WORK ORDER ▸ Please reproduce each line of the data below exactly as shown.

STORED DATA ▸
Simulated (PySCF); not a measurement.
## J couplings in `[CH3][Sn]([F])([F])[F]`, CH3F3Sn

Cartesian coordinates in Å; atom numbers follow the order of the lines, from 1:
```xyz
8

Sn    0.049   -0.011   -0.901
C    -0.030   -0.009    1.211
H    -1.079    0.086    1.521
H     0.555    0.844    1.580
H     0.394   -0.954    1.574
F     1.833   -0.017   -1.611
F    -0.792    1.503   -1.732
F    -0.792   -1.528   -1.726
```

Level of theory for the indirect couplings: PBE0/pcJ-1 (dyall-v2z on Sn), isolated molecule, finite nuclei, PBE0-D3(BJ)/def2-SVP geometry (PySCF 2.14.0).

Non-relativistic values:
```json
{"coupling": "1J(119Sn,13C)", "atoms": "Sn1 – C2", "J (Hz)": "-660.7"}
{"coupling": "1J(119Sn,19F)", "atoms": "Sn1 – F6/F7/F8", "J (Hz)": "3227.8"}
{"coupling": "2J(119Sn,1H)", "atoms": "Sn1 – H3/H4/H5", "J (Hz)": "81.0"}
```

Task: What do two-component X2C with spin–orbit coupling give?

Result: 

EXERCISE ANSWER ▸
Simulated (PySCF); not a measurement.
## J couplings in `[CH3][Sn]([F])([F])[F]`, CH3F3Sn

Cartesian coordinates in Å; atom numbers follow the order of the lines, from 1:
```xyz
8

Sn    0.049   -0.011   -0.901
C    -0.030   -0.009    1.211
H    -1.079    0.086    1.521
H     0.555    0.844    1.580
H     0.394   -0.954    1.574
F     1.833   -0.017   -1.611
F    -0.792    1.503   -1.732
F    -0.792   -1.528   -1.726
```

Level of theory for the indirect couplings: PBE0/pcJ-1 (dyall-v2z on Sn), isolated molecule, finite nuclei, PBE0-D3(BJ)/def2-SVP geometry (PySCF 2.14.0).

Non-relativistic values:
```json
{"coupling": "1J(119Sn,13C)", "atoms": "Sn1 – C2", "J (Hz)": "-660.7"}
{"coupling": "1J(119Sn,19F)", "atoms": "Sn1 – F6/F7/F8", "J (Hz)": "3227.8"}
{"coupling": "2J(119Sn,1H)", "atoms": "Sn1 – H3/H4/H5", "J (Hz)": "81.0"}
```

Task: What do two-component X2C with spin–orbit coupling give?

Result: 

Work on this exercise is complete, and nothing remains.